→ **EXTRACTED DATA**:
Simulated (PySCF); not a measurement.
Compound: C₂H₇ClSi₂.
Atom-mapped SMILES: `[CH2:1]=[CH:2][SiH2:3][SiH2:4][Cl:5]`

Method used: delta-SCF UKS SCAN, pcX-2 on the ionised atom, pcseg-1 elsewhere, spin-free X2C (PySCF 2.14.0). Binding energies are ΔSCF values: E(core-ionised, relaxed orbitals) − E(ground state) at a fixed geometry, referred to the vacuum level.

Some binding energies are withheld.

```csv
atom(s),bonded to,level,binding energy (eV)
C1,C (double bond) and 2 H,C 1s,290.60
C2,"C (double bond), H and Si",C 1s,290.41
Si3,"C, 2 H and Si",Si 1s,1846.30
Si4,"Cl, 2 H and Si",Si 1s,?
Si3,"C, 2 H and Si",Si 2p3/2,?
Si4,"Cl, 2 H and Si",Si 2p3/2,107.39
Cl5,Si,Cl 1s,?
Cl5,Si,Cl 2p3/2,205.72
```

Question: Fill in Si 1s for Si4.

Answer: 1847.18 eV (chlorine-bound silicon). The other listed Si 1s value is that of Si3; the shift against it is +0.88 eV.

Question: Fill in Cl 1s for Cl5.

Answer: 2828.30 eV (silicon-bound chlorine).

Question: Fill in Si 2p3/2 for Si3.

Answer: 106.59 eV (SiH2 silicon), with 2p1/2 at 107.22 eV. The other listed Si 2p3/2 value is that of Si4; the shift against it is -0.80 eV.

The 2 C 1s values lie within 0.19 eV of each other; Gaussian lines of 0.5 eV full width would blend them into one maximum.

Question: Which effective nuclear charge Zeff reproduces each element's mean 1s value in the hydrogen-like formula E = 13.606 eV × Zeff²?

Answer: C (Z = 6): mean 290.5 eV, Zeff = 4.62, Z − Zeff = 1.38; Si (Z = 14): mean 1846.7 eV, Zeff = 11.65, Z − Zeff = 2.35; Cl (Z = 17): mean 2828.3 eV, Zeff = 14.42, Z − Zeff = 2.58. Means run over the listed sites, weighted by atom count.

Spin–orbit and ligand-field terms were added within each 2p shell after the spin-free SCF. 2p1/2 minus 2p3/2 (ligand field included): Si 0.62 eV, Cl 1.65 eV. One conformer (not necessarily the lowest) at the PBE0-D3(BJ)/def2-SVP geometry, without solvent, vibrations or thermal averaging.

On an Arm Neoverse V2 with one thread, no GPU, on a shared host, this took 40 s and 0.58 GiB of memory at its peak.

→ **ASSIGNMENT**:
Output must consist only of the listing's lines from the first through the line with "Question: Fill in Cl 1s for Cl5.", reproduced word for word.

→ **EXPECTED ANSWER**:
Simulated (PySCF); not a measurement.
Compound: C₂H₇ClSi₂.
Atom-mapped SMILES: `[CH2:1]=[CH:2][SiH2:3][SiH2:4][Cl:5]`

Method used: delta-SCF UKS SCAN, pcX-2 on the ionised atom, pcseg-1 elsewhere, spin-free X2C (PySCF 2.14.0). Binding energies are ΔSCF values: E(core-ionised, relaxed orbitals) − E(ground state) at a fixed geometry, referred to the vacuum level.

Some binding energies are withheld.

```csv
atom(s),bonded to,level,binding energy (eV)
C1,C (double bond) and 2 H,C 1s,290.60
C2,"C (double bond), H and Si",C 1s,290.41
Si3,"C, 2 H and Si",Si 1s,1846.30
Si4,"Cl, 2 H and Si",Si 1s,?
Si3,"C, 2 H and Si",Si 2p3/2,?
Si4,"Cl, 2 H and Si",Si 2p3/2,107.39
Cl5,Si,Cl 1s,?
Cl5,Si,Cl 2p3/2,205.72
```

Question: Fill in Si 1s for Si4.

Answer: 1847.18 eV (chlorine-bound silicon). The other listed Si 1s value is that of Si3; the shift against it is +0.88 eV.

Question: Fill in Cl 1s for Cl5.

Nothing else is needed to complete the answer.